Brief:
Only the lines from the opening of the material through the one containing "Answer: Over 3" should be reproduced, each exactly as it stands.

Record excerpts:
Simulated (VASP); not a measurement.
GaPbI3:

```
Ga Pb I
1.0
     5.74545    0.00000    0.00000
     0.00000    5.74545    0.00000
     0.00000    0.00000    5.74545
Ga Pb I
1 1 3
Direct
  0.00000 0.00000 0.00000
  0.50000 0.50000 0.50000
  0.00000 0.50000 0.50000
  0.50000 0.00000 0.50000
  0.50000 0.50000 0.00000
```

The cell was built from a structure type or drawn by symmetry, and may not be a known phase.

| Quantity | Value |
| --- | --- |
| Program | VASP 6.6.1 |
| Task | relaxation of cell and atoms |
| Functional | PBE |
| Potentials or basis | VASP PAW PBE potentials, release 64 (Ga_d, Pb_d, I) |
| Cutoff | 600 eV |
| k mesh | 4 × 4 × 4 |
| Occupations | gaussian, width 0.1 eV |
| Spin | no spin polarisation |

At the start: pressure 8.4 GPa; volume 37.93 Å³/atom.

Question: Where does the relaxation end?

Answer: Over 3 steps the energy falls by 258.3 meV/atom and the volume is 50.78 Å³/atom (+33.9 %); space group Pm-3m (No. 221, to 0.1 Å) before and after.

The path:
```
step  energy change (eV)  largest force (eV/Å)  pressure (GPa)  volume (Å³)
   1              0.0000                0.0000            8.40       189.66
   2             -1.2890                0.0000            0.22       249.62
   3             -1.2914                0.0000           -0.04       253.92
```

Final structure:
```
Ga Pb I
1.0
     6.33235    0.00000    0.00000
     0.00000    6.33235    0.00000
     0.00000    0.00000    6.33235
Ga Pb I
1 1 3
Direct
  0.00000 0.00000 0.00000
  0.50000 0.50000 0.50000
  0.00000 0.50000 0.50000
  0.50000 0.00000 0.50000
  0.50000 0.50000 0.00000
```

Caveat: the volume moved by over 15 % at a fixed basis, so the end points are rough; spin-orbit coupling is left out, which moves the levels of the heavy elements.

Written reply:
Simulated (VASP); not a measurement.
GaPbI3:

```
Ga Pb I
1.0
     5.74545    0.00000    0.00000
     0.00000    5.74545    0.00000
     0.00000    0.00000    5.74545
Ga Pb I
1 1 3
Direct
  0.00000 0.00000 0.00000
  0.50000 0.50000 0.50000
  0.00000 0.50000 0.50000
  0.50000 0.00000 0.50000
  0.50000 0.50000 0.00000
```

The cell was built from a structure type or drawn by symmetry, and may not be a known phase.

| Quantity | Value |
| --- | --- |
| Program | VASP 6.6.1 |
| Task | relaxation of cell and atoms |
| Functional | PBE |
| Potentials or basis | VASP PAW PBE potentials, release 64 (Ga_d, Pb_d, I) |
| Cutoff | 600 eV |
| k mesh | 4 × 4 × 4 |
| Occupations | gaussian, width 0.1 eV |
| Spin | no spin polarisation |

At the start: pressure 8.4 GPa; volume 37.93 Å³/atom.

Question: Where does the relaxation end?

Answer: Over 3 steps the energy falls by 258.3 meV/atom and the volume is 50.78 Å³/atom (+33.9 %); space group Pm-3m (No. 221, to 0.1 Å) before and after.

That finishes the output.